**Work request**
Retype the whole listing below precisely.

**Extracted records**
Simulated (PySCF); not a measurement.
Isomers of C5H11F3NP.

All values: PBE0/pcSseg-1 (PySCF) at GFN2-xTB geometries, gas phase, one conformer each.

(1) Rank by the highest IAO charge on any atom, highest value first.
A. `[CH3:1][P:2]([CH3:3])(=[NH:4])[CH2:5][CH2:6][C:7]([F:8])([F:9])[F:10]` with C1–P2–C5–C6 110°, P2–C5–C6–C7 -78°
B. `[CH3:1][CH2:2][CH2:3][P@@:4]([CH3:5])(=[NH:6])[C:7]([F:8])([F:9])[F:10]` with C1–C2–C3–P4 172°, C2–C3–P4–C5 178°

**Result**
Simulated (PySCF); not a measurement.
Isomers of C5H11F3NP.

All values: PBE0/pcSseg-1 (PySCF) at GFN2-xTB geometries, gas phase, one conformer each.

(1) Rank by the highest IAO charge on any atom, highest value first.
A. `[CH3:1][P:2]([CH3:3])(=[NH:4])[CH2:5][CH2:6][C:7]([F:8])([F:9])[F:10]` with C1–P2–C5–C6 110°, P2–C5–C6–C7 -78°
B. `[CH3:1][CH2:2][CH2:3][P@@:4]([CH3:5])(=[NH:6])[C:7]([F:8])([F:9])[F:10]` with C1–C2–C3–P4 172°, C2–C3–P4–C5 178°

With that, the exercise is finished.